Work request: After the line containing "Question: Give Δδ", write nothing more; before it, reproduce every line of the material below exactly, starting with the first.

──────

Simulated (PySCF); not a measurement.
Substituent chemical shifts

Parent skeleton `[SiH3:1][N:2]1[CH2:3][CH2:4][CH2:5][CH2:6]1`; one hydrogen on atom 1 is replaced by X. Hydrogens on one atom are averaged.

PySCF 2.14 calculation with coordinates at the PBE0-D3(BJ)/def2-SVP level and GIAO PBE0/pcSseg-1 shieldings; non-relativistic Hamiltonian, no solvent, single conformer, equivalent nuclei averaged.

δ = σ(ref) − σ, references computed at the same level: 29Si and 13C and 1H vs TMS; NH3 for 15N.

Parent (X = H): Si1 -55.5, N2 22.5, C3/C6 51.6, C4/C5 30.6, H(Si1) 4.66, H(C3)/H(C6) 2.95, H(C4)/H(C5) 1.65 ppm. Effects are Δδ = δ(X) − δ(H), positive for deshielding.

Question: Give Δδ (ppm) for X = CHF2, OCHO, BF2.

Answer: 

──────

Response:
Simulated (PySCF); not a measurement.
Substituent chemical shifts

Parent skeleton `[SiH3:1][N:2]1[CH2:3][CH2:4][CH2:5][CH2:6]1`; one hydrogen on atom 1 is replaced by X. Hydrogens on one atom are averaged.

PySCF 2.14 calculation with coordinates at the PBE0-D3(BJ)/def2-SVP level and GIAO PBE0/pcSseg-1 shieldings; non-relativistic Hamiltonian, no solvent, single conformer, equivalent nuclei averaged.

δ = σ(ref) − σ, references computed at the same level: 29Si and 13C and 1H vs TMS; NH3 for 15N.

Parent (X = H): Si1 -55.5, N2 22.5, C3/C6 51.6, C4/C5 30.6, H(Si1) 4.66, H(C3)/H(C6) 2.95, H(C4)/H(C5) 1.65 ppm. Effects are Δδ = δ(X) − δ(H), positive for deshielding.

Question: Give Δδ (ppm) for X = CHF2, OCHO, BF2.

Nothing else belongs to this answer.